» REQUIREMENT:
For this exercise, restate word for word only the lines from the first line of the data to the line containing "The cell is".

» THE DATA:

----------

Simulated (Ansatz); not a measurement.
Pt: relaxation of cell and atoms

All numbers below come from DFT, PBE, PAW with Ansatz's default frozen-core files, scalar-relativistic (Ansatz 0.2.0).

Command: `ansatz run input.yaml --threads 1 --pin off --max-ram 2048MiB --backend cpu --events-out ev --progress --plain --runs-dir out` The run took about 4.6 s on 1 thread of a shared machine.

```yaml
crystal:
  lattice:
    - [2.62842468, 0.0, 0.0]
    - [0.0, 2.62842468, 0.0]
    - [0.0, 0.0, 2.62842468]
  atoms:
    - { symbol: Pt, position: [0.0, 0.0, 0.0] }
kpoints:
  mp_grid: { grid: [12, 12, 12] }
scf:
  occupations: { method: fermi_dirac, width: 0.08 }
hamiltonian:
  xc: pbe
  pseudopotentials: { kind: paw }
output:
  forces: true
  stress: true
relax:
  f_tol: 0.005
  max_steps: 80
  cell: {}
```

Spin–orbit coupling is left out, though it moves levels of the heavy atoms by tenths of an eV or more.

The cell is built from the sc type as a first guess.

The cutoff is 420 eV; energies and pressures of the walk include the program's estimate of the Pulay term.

----------

» RESPONSE AREA:
Simulated (Ansatz); not a measurement.
Pt: relaxation of cell and atoms

All numbers below come from DFT, PBE, PAW with Ansatz's default frozen-core files, scalar-relativistic (Ansatz 0.2.0).

Command: `ansatz run input.yaml --threads 1 --pin off --max-ram 2048MiB --backend cpu --events-out ev --progress --plain --runs-dir out` The run took about 4.6 s on 1 thread of a shared machine.

```yaml
crystal:
  lattice:
    - [2.62842468, 0.0, 0.0]
    - [0.0, 2.62842468, 0.0]
    - [0.0, 0.0, 2.62842468]
  atoms:
    - { symbol: Pt, position: [0.0, 0.0, 0.0] }
kpoints:
  mp_grid: { grid: [12, 12, 12] }
scf:
  occupations: { method: fermi_dirac, width: 0.08 }
hamiltonian:
  xc: pbe
  pseudopotentials: { kind: paw }
output:
  forces: true
  stress: true
relax:
  f_tol: 0.005
  max_steps: 80
  cell: {}
```

Spin–orbit coupling is left out, though it moves levels of the heavy atoms by tenths of an eV or more.

The cell is built from the sc type as a first guess.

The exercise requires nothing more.